BEGIN
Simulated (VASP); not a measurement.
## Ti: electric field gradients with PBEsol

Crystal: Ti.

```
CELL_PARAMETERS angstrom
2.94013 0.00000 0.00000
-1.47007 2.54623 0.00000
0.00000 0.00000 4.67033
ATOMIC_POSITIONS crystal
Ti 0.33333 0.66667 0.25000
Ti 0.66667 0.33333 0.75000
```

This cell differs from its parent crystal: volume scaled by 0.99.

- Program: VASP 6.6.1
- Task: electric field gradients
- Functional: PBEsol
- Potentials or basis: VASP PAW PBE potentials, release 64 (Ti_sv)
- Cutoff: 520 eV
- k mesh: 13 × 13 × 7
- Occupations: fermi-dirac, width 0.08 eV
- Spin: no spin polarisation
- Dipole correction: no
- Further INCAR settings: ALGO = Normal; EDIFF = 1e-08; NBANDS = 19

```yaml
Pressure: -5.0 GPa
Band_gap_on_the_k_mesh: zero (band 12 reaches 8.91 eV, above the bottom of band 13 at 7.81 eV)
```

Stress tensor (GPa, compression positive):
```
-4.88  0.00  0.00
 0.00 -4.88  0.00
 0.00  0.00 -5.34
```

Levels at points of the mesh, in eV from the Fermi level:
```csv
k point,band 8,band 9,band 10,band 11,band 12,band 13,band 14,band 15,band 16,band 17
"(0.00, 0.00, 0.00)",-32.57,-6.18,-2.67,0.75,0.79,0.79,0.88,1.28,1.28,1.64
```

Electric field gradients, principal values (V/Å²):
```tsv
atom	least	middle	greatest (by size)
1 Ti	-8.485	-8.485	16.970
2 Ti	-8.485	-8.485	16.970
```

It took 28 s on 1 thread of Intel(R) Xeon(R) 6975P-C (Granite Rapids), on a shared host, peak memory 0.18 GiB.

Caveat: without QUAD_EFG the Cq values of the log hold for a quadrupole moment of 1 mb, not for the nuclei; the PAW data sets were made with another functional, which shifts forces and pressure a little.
END

Assigned task:
Could you retype exactly the lines above, starting at the line that contains "- Cutoff: 520 eV" and ending at the line that contains "It took 28 s", and nothing more?

Response area:
- Cutoff: 520 eV
- k mesh: 13 × 13 × 7
- Occupations: fermi-dirac, width 0.08 eV
- Spin: no spin polarisation
- Dipole correction: no
- Further INCAR settings: ALGO = Normal; EDIFF = 1e-08; NBANDS = 19

```yaml
Pressure: -5.0 GPa
Band_gap_on_the_k_mesh: zero (band 12 reaches 8.91 eV, above the bottom of band 13 at 7.81 eV)
```

Stress tensor (GPa, compression positive):
```
-4.88  0.00  0.00
 0.00 -4.88  0.00
 0.00  0.00 -5.34
```

Levels at points of the mesh, in eV from the Fermi level:
```csv
k point,band 8,band 9,band 10,band 11,band 12,band 13,band 14,band 15,band 16,band 17
"(0.00, 0.00, 0.00)",-32.57,-6.18,-2.67,0.75,0.79,0.79,0.88,1.28,1.28,1.64
```

Electric field gradients, principal values (V/Å²):
```tsv
atom	least	middle	greatest (by size)
1 Ti	-8.485	-8.485	16.970
2 Ti	-8.485	-8.485	16.970
```

It took 28 s on 1 thread of Intel(R) Xeon(R) 6975P-C (Granite Rapids), on a shared host, peak memory 0.18 GiB.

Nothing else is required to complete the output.